=== Begin Enclosure ===

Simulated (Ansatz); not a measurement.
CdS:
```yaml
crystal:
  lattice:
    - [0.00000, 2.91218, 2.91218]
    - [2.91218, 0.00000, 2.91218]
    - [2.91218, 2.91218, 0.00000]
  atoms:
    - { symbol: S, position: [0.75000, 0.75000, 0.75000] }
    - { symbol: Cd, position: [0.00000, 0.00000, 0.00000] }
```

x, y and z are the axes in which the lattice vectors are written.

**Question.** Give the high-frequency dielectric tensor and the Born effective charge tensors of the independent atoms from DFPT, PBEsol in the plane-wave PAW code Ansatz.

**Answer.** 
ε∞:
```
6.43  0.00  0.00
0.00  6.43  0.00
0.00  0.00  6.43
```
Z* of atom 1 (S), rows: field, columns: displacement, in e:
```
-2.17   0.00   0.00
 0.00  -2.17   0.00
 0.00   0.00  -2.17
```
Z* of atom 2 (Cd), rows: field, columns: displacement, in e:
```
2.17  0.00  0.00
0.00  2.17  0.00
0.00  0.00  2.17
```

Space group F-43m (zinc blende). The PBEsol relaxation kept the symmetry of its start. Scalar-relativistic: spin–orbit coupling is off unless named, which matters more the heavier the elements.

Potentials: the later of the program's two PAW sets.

=== End Enclosure ===

** Assignment **
Please retype the listing word for word, from its first line through the line containing "x, y and z are", and add nothing else.

** Written answer **
Simulated (Ansatz); not a measurement.
CdS:
```yaml
crystal:
  lattice:
    - [0.00000, 2.91218, 2.91218]
    - [2.91218, 0.00000, 2.91218]
    - [2.91218, 2.91218, 0.00000]
  atoms:
    - { symbol: S, position: [0.75000, 0.75000, 0.75000] }
    - { symbol: Cd, position: [0.00000, 0.00000, 0.00000] }
```

x, y and z are the axes in which the lattice vectors are written.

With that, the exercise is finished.